## Work request:
The response must consist of every record, restated word for word.

## Source information:
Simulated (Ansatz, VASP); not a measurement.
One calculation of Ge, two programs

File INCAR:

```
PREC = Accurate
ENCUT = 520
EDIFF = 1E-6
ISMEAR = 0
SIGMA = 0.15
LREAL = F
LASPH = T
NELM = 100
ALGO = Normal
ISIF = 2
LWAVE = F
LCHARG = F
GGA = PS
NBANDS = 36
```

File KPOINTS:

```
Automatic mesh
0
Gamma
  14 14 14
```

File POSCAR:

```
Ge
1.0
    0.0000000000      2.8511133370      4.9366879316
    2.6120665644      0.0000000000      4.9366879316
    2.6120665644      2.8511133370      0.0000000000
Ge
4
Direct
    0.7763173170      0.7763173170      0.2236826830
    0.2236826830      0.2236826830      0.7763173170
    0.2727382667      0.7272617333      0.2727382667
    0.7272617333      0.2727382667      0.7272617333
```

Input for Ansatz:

## Exercise result:
Simulated (Ansatz, VASP); not a measurement.
One calculation of Ge, two programs

File INCAR:

```
PREC = Accurate
ENCUT = 520
EDIFF = 1E-6
ISMEAR = 0
SIGMA = 0.15
LREAL = F
LASPH = T
NELM = 100
ALGO = Normal
ISIF = 2
LWAVE = F
LCHARG = F
GGA = PS
NBANDS = 36
```

File KPOINTS:

```
Automatic mesh
0
Gamma
  14 14 14
```

File POSCAR:

```
Ge
1.0
    0.0000000000      2.8511133370      4.9366879316
    2.6120665644      0.0000000000      4.9366879316
    2.6120665644      2.8511133370      0.0000000000
Ge
4
Direct
    0.7763173170      0.7763173170      0.2236826830
    0.2236826830      0.2236826830      0.7763173170
    0.2727382667      0.7272617333      0.2727382667
    0.7272617333      0.2727382667      0.7272617333
```

Input for Ansatz:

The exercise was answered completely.